** Provided information follows **

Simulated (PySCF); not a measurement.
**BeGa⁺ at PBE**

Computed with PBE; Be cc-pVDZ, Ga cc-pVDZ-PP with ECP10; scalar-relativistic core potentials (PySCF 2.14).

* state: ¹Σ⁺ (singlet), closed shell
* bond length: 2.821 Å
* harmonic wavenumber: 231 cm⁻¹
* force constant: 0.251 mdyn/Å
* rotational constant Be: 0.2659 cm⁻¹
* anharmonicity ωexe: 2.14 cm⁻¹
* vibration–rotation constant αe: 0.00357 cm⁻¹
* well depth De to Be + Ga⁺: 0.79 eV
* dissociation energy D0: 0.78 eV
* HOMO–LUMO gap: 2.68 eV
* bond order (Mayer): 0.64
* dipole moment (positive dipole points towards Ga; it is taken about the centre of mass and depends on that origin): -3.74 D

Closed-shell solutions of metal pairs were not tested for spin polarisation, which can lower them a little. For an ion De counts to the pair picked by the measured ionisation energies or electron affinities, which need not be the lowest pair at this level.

** End of Provided information **

Action item: Repeat exactly, and only, the run of lines from the start of the material above through the line that holds "wavenumber: 231 cm⁻¹".

Exercise response:
Simulated (PySCF); not a measurement.
**BeGa⁺ at PBE**

Computed with PBE; Be cc-pVDZ, Ga cc-pVDZ-PP with ECP10; scalar-relativistic core potentials (PySCF 2.14).

* state: ¹Σ⁺ (singlet), closed shell
* bond length: 2.821 Å
* harmonic wavenumber: 231 cm⁻¹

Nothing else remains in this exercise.